━━ Material provided

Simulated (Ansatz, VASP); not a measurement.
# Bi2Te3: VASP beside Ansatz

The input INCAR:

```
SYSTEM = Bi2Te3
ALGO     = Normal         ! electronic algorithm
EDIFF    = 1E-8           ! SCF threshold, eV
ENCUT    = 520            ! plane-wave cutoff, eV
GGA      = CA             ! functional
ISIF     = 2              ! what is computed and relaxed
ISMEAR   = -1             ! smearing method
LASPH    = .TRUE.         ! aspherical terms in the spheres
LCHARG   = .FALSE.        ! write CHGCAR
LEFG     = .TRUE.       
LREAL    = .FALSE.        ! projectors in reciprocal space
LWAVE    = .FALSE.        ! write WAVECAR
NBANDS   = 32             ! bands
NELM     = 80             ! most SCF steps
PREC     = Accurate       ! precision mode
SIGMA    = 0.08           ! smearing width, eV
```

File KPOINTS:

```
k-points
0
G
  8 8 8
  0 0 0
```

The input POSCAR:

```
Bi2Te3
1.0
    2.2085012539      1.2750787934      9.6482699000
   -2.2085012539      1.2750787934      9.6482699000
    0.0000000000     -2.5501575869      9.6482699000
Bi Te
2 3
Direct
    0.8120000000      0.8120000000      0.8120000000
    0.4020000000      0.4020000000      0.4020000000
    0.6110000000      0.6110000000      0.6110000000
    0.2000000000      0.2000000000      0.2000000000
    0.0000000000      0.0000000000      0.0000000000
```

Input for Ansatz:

━━━━

_Activity_
Transcribe every record above exactly as it appears.

_Written response_
Simulated (Ansatz, VASP); not a measurement.
# Bi2Te3: VASP beside Ansatz

The input INCAR:

```
SYSTEM = Bi2Te3
ALGO     = Normal         ! electronic algorithm
EDIFF    = 1E-8           ! SCF threshold, eV
ENCUT    = 520            ! plane-wave cutoff, eV
GGA      = CA             ! functional
ISIF     = 2              ! what is computed and relaxed
ISMEAR   = -1             ! smearing method
LASPH    = .TRUE.         ! aspherical terms in the spheres
LCHARG   = .FALSE.        ! write CHGCAR
LEFG     = .TRUE.       
LREAL    = .FALSE.        ! projectors in reciprocal space
LWAVE    = .FALSE.        ! write WAVECAR
NBANDS   = 32             ! bands
NELM     = 80             ! most SCF steps
PREC     = Accurate       ! precision mode
SIGMA    = 0.08           ! smearing width, eV
```

File KPOINTS:

```
k-points
0
G
  8 8 8
  0 0 0
```

The input POSCAR:

```
Bi2Te3
1.0
    2.2085012539      1.2750787934      9.6482699000
   -2.2085012539      1.2750787934      9.6482699000
    0.0000000000     -2.5501575869      9.6482699000
Bi Te
2 3
Direct
    0.8120000000      0.8120000000      0.8120000000
    0.4020000000      0.4020000000      0.4020000000
    0.6110000000      0.6110000000      0.6110000000
    0.2000000000      0.2000000000      0.2000000000
    0.0000000000      0.0000000000      0.0000000000
```

Input for Ansatz:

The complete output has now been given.